**** Provided records
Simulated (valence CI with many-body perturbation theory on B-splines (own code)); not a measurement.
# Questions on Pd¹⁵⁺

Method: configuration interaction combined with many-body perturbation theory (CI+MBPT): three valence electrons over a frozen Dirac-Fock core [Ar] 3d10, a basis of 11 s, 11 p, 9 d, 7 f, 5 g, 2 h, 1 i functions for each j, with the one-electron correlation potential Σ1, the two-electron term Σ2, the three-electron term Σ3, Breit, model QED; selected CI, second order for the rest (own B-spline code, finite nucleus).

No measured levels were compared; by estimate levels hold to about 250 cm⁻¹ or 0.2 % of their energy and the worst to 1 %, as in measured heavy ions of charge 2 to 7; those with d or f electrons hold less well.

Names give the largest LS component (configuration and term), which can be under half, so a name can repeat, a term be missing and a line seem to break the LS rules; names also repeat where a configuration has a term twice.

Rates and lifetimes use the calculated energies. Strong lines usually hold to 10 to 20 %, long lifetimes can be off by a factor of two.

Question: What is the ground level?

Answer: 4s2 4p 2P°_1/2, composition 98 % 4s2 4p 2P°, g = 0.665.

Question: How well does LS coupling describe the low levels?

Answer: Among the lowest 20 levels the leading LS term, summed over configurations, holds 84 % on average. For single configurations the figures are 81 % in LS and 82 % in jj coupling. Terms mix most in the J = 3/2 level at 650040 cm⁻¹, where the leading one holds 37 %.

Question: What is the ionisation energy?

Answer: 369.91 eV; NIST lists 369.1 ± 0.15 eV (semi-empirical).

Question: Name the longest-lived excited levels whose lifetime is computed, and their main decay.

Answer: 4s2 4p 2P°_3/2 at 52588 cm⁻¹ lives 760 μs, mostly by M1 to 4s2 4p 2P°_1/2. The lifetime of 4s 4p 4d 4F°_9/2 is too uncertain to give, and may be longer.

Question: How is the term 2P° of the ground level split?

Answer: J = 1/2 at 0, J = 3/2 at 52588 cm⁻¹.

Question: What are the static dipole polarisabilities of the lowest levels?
********

Work item: Take the lines from the first line of the listing up to and including the line with "No measured levels" and give them again exactly.

Written answer:
Simulated (valence CI with many-body perturbation theory on B-splines (own code)); not a measurement.
# Questions on Pd¹⁵⁺

Method: configuration interaction combined with many-body perturbation theory (CI+MBPT): three valence electrons over a frozen Dirac-Fock core [Ar] 3d10, a basis of 11 s, 11 p, 9 d, 7 f, 5 g, 2 h, 1 i functions for each j, with the one-electron correlation potential Σ1, the two-electron term Σ2, the three-electron term Σ3, Breit, model QED; selected CI, second order for the rest (own B-spline code, finite nucleus).

No measured levels were compared; by estimate levels hold to about 250 cm⁻¹ or 0.2 % of their energy and the worst to 1 %, as in measured heavy ions of charge 2 to 7; those with d or f electrons hold less well.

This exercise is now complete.